**WORK INSTRUCTION:** Reproduce the section of the listing that begins at the line containing "ferromagnetic start |" and finishes at the line containing "Problem. How long". Include both end lines and nothing beyond them.

**EXTRACTED RECORDS:**
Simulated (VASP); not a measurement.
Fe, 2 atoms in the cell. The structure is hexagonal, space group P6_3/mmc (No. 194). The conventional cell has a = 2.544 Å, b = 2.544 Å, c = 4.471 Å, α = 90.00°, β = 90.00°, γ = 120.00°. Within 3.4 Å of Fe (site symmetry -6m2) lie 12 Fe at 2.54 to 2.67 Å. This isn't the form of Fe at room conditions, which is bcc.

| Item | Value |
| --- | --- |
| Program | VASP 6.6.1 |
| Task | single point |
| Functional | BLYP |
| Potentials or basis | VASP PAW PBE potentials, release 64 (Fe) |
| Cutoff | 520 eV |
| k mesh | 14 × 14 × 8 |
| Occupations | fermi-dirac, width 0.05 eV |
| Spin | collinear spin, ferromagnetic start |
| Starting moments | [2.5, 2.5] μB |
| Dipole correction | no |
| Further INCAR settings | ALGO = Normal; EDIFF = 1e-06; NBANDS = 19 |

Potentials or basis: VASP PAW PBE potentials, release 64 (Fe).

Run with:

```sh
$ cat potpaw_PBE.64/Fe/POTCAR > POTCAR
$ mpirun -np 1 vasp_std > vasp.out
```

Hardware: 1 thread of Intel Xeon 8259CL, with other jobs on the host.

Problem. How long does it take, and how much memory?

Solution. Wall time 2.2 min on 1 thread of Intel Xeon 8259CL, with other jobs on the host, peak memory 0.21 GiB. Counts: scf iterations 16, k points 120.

**YOUR RESPONSE:**
| Spin | collinear spin, ferromagnetic start |
| Starting moments | [2.5, 2.5] μB |
| Dipole correction | no |
| Further INCAR settings | ALGO = Normal; EDIFF = 1e-06; NBANDS = 19 |

Potentials or basis: VASP PAW PBE potentials, release 64 (Fe).

Run with:

```sh
$ cat potpaw_PBE.64/Fe/POTCAR > POTCAR
$ mpirun -np 1 vasp_std > vasp.out
```

Hardware: 1 thread of Intel Xeon 8259CL, with other jobs on the host.

Problem. How long does it take, and how much memory?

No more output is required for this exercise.